Work task:
When the line containing "42.1 | 42.1 |" is reached, include it and end there; set down verbatim every line before it, starting at the top of the records.

Extracted data:
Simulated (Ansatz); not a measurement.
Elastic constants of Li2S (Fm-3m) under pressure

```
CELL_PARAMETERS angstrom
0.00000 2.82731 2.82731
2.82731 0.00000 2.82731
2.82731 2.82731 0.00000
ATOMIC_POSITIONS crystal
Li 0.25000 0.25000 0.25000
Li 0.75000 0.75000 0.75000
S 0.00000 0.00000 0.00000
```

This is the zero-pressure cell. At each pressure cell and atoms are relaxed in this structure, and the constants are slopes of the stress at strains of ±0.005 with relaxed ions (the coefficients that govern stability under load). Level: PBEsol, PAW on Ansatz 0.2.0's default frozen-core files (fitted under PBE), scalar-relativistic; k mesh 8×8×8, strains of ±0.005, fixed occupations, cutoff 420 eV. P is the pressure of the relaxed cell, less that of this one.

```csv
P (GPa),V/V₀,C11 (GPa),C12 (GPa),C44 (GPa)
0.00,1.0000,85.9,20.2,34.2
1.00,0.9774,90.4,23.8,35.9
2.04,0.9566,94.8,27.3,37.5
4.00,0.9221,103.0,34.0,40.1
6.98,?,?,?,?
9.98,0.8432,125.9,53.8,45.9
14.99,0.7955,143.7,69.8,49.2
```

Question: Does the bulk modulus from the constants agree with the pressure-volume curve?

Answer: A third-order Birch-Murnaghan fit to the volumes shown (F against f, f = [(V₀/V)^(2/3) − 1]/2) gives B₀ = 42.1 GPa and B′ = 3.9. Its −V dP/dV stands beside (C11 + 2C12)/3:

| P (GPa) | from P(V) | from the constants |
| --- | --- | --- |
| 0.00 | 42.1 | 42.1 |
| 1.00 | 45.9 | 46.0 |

Written reply:
Simulated (Ansatz); not a measurement.
Elastic constants of Li2S (Fm-3m) under pressure

```
CELL_PARAMETERS angstrom
0.00000 2.82731 2.82731
2.82731 0.00000 2.82731
2.82731 2.82731 0.00000
ATOMIC_POSITIONS crystal
Li 0.25000 0.25000 0.25000
Li 0.75000 0.75000 0.75000
S 0.00000 0.00000 0.00000
```

This is the zero-pressure cell. At each pressure cell and atoms are relaxed in this structure, and the constants are slopes of the stress at strains of ±0.005 with relaxed ions (the coefficients that govern stability under load). Level: PBEsol, PAW on Ansatz 0.2.0's default frozen-core files (fitted under PBE), scalar-relativistic; k mesh 8×8×8, strains of ±0.005, fixed occupations, cutoff 420 eV. P is the pressure of the relaxed cell, less that of this one.

```csv
P (GPa),V/V₀,C11 (GPa),C12 (GPa),C44 (GPa)
0.00,1.0000,85.9,20.2,34.2
1.00,0.9774,90.4,23.8,35.9
2.04,0.9566,94.8,27.3,37.5
4.00,0.9221,103.0,34.0,40.1
6.98,?,?,?,?
9.98,0.8432,125.9,53.8,45.9
14.99,0.7955,143.7,69.8,49.2
```

Question: Does the bulk modulus from the constants agree with the pressure-volume curve?

Answer: A third-order Birch-Murnaghan fit to the volumes shown (F against f, f = [(V₀/V)^(2/3) − 1]/2) gives B₀ = 42.1 GPa and B′ = 3.9. Its −V dP/dV stands beside (C11 + 2C12)/3:

| P (GPa) | from P(V) | from the constants |
| --- | --- | --- |
| 0.00 | 42.1 | 42.1 |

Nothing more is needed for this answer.